Given information ::
---------------

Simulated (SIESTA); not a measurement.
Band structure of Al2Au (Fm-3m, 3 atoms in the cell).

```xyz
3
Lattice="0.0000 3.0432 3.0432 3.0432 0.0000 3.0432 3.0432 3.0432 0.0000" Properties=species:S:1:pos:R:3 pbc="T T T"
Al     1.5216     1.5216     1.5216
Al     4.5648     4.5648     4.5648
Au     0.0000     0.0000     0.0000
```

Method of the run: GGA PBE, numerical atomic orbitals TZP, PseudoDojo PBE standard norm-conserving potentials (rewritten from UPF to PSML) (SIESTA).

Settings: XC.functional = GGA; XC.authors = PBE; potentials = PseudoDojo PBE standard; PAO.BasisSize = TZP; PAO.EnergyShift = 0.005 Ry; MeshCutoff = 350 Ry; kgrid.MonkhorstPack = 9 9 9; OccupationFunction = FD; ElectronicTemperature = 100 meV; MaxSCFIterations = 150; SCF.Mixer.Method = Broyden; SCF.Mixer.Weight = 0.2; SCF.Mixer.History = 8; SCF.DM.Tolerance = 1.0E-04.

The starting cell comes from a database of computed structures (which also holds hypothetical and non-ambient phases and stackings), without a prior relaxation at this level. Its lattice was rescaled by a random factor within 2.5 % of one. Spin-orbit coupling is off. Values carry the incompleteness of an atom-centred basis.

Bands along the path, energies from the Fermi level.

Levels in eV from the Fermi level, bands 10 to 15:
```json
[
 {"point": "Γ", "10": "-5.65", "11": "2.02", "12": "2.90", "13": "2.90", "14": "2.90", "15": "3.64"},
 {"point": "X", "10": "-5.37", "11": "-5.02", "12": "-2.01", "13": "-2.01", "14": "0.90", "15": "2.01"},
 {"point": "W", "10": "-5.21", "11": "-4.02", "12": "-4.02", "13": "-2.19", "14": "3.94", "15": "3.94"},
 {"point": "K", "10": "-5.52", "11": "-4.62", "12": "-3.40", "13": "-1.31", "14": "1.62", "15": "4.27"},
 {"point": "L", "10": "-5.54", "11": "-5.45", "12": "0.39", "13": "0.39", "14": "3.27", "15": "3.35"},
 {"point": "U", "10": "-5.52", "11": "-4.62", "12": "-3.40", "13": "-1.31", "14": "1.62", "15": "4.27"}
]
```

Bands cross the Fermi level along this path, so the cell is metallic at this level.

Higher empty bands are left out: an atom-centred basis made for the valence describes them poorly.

---------------

Assignment :: Repeat word for word every line from the start of the entries to the line holding "Bands along the", inclusive, and nothing else.

Answer space ::
Simulated (SIESTA); not a measurement.
Band structure of Al2Au (Fm-3m, 3 atoms in the cell).

```xyz
3
Lattice="0.0000 3.0432 3.0432 3.0432 0.0000 3.0432 3.0432 3.0432 0.0000" Properties=species:S:1:pos:R:3 pbc="T T T"
Al     1.5216     1.5216     1.5216
Al     4.5648     4.5648     4.5648
Au     0.0000     0.0000     0.0000
```

Method of the run: GGA PBE, numerical atomic orbitals TZP, PseudoDojo PBE standard norm-conserving potentials (rewritten from UPF to PSML) (SIESTA).

Settings: XC.functional = GGA; XC.authors = PBE; potentials = PseudoDojo PBE standard; PAO.BasisSize = TZP; PAO.EnergyShift = 0.005 Ry; MeshCutoff = 350 Ry; kgrid.MonkhorstPack = 9 9 9; OccupationFunction = FD; ElectronicTemperature = 100 meV; MaxSCFIterations = 150; SCF.Mixer.Method = Broyden; SCF.Mixer.Weight = 0.2; SCF.Mixer.History = 8; SCF.DM.Tolerance = 1.0E-04.

The starting cell comes from a database of computed structures (which also holds hypothetical and non-ambient phases and stackings), without a prior relaxation at this level. Its lattice was rescaled by a random factor within 2.5 % of one. Spin-orbit coupling is off. Values carry the incompleteness of an atom-centred basis.

Bands along the path, energies from the Fermi level.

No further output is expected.